_ _ _

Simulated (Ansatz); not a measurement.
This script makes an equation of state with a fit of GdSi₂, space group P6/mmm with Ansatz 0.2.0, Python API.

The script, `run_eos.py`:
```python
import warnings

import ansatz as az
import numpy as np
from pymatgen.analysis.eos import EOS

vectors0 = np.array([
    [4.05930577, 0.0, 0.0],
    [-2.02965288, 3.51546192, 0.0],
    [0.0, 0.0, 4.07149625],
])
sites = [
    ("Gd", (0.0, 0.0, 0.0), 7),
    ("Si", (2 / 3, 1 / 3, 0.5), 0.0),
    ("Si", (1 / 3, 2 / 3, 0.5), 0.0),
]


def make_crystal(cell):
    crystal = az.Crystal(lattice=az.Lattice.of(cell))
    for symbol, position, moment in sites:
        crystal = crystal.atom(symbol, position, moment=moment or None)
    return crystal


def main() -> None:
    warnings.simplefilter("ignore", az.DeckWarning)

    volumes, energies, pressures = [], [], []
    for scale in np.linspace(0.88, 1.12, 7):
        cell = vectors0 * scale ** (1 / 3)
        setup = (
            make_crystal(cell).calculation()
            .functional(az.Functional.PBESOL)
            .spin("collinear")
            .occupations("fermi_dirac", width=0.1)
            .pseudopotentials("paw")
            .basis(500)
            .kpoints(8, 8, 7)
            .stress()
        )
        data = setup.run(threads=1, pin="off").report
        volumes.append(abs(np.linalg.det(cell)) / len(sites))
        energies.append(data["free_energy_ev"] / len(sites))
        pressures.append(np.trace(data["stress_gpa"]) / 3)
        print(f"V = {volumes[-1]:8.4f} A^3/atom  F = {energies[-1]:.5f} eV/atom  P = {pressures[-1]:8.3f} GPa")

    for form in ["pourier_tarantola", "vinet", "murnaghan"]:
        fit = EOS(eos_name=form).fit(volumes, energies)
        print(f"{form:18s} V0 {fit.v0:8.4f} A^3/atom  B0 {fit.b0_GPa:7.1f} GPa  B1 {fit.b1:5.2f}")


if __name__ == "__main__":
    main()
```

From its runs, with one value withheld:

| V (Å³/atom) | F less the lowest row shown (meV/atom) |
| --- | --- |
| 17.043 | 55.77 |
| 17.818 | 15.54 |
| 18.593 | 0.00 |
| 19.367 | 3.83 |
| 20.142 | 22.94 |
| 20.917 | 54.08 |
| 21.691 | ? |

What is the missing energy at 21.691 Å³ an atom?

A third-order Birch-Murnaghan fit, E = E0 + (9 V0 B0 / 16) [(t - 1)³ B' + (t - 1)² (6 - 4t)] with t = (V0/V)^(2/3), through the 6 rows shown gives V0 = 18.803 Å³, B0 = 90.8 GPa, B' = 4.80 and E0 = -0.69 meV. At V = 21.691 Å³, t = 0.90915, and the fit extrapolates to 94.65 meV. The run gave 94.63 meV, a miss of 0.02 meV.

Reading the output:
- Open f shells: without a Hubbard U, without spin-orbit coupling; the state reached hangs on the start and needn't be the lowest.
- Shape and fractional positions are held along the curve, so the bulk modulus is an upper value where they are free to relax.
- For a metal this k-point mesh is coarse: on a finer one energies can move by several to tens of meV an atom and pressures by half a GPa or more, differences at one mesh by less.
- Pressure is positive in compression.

_ _ _

▶ _REQUIREMENT_:
Copy out word for word each line of the listing, from the very first line down to the line containing "From its runs, with", and stop after that line.

▶ _EXERCISE ANSWER_:
Simulated (Ansatz); not a measurement.
This script makes an equation of state with a fit of GdSi₂, space group P6/mmm with Ansatz 0.2.0, Python API.

The script, `run_eos.py`:
```python
import warnings

import ansatz as az
import numpy as np
from pymatgen.analysis.eos import EOS

vectors0 = np.array([
    [4.05930577, 0.0, 0.0],
    [-2.02965288, 3.51546192, 0.0],
    [0.0, 0.0, 4.07149625],
])
sites = [
    ("Gd", (0.0, 0.0, 0.0), 7),
    ("Si", (2 / 3, 1 / 3, 0.5), 0.0),
    ("Si", (1 / 3, 2 / 3, 0.5), 0.0),
]


def make_crystal(cell):
    crystal = az.Crystal(lattice=az.Lattice.of(cell))
    for symbol, position, moment in sites:
        crystal = crystal.atom(symbol, position, moment=moment or None)
    return crystal


def main() -> None:
    warnings.simplefilter("ignore", az.DeckWarning)

    volumes, energies, pressures = [], [], []
    for scale in np.linspace(0.88, 1.12, 7):
        cell = vectors0 * scale ** (1 / 3)
        setup = (
            make_crystal(cell).calculation()
            .functional(az.Functional.PBESOL)
            .spin("collinear")
            .occupations("fermi_dirac", width=0.1)
            .pseudopotentials("paw")
            .basis(500)
            .kpoints(8, 8, 7)
            .stress()
        )
        data = setup.run(threads=1, pin="off").report
        volumes.append(abs(np.linalg.det(cell)) / len(sites))
        energies.append(data["free_energy_ev"] / len(sites))
        pressures.append(np.trace(data["stress_gpa"]) / 3)
        print(f"V = {volumes[-1]:8.4f} A^3/atom  F = {energies[-1]:.5f} eV/atom  P = {pressures[-1]:8.3f} GPa")

    for form in ["pourier_tarantola", "vinet", "murnaghan"]:
        fit = EOS(eos_name=form).fit(volumes, energies)
        print(f"{form:18s} V0 {fit.v0:8.4f} A^3/atom  B0 {fit.b0_GPa:7.1f} GPa  B1 {fit.b1:5.2f}")


if __name__ == "__main__":
    main()
```

From its runs, with one value withheld:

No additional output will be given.